- **RECORDS SHOWN**:
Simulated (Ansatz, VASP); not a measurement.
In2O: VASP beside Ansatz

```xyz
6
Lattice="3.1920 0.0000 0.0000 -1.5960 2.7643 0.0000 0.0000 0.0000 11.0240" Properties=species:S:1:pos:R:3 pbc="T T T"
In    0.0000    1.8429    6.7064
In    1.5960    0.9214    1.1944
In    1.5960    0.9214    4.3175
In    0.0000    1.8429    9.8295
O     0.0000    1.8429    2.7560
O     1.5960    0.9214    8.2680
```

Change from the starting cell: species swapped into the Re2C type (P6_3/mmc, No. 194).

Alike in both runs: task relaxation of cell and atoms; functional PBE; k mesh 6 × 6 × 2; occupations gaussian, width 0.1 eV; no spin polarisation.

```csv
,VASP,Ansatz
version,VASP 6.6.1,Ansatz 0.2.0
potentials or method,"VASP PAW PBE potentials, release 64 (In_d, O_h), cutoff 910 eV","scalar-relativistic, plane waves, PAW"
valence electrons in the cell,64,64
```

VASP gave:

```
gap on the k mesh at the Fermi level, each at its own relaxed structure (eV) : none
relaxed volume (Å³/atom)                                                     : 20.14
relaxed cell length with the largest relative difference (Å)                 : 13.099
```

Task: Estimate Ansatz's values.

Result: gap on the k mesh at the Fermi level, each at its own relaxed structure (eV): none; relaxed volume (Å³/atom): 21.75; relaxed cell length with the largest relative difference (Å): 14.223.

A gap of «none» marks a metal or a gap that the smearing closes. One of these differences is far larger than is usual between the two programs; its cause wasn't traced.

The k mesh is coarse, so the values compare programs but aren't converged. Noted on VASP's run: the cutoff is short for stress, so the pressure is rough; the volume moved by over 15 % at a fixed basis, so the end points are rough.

- **WORK ORDER**:
Nothing but the lines from the beginning of the records through the line with "cause wasn't traced." should appear, each printed exactly.

- **EXERCISE SOLUTION**:
Simulated (Ansatz, VASP); not a measurement.
In2O: VASP beside Ansatz

```xyz
6
Lattice="3.1920 0.0000 0.0000 -1.5960 2.7643 0.0000 0.0000 0.0000 11.0240" Properties=species:S:1:pos:R:3 pbc="T T T"
In    0.0000    1.8429    6.7064
In    1.5960    0.9214    1.1944
In    1.5960    0.9214    4.3175
In    0.0000    1.8429    9.8295
O     0.0000    1.8429    2.7560
O     1.5960    0.9214    8.2680
```

Change from the starting cell: species swapped into the Re2C type (P6_3/mmc, No. 194).

Alike in both runs: task relaxation of cell and atoms; functional PBE; k mesh 6 × 6 × 2; occupations gaussian, width 0.1 eV; no spin polarisation.

```csv
,VASP,Ansatz
version,VASP 6.6.1,Ansatz 0.2.0
potentials or method,"VASP PAW PBE potentials, release 64 (In_d, O_h), cutoff 910 eV","scalar-relativistic, plane waves, PAW"
valence electrons in the cell,64,64
```

VASP gave:

```
gap on the k mesh at the Fermi level, each at its own relaxed structure (eV) : none
relaxed volume (Å³/atom)                                                     : 20.14
relaxed cell length with the largest relative difference (Å)                 : 13.099
```

Task: Estimate Ansatz's values.

Result: gap on the k mesh at the Fermi level, each at its own relaxed structure (eV): none; relaxed volume (Å³/atom): 21.75; relaxed cell length with the largest relative difference (Å): 14.223.

A gap of «none» marks a metal or a gap that the smearing closes. One of these differences is far larger than is usual between the two programs; its cause wasn't traced.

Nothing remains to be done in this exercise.